Everything from the first line of the records below through the line containing "Simulated outer-valence photoelectron" is to be retyped exactly; leave out the rest.

**Provided information:**
______
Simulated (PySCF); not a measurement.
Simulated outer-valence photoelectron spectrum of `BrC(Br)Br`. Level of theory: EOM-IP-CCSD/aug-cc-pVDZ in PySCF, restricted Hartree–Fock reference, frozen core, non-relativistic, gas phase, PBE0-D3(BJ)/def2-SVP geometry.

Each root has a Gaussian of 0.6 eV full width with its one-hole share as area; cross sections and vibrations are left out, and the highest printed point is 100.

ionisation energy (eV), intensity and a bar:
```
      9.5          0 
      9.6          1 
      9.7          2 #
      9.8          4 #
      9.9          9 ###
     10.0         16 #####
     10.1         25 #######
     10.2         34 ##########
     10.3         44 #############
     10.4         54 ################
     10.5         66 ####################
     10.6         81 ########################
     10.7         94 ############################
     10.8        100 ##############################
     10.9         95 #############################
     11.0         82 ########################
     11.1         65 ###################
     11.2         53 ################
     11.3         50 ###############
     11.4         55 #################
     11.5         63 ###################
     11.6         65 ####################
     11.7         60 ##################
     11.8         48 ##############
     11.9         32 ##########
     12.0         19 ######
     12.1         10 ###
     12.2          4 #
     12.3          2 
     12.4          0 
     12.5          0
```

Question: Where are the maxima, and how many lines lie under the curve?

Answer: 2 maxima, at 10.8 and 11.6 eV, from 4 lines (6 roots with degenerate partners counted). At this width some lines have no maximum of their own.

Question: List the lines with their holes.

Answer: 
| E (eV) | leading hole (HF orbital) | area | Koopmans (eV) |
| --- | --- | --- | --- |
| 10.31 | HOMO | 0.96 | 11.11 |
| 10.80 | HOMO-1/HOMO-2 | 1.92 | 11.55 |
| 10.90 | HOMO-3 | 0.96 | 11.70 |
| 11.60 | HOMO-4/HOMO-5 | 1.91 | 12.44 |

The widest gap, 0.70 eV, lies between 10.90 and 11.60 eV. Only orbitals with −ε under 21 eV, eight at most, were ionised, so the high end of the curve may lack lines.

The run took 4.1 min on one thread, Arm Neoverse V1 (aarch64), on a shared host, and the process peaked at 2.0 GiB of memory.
______

**Exercise output:**
Simulated (PySCF); not a measurement.
Simulated outer-valence photoelectron spectrum of `BrC(Br)Br`. Level of theory: EOM-IP-CCSD/aug-cc-pVDZ in PySCF, restricted Hartree–Fock reference, frozen core, non-relativistic, gas phase, PBE0-D3(BJ)/def2-SVP geometry.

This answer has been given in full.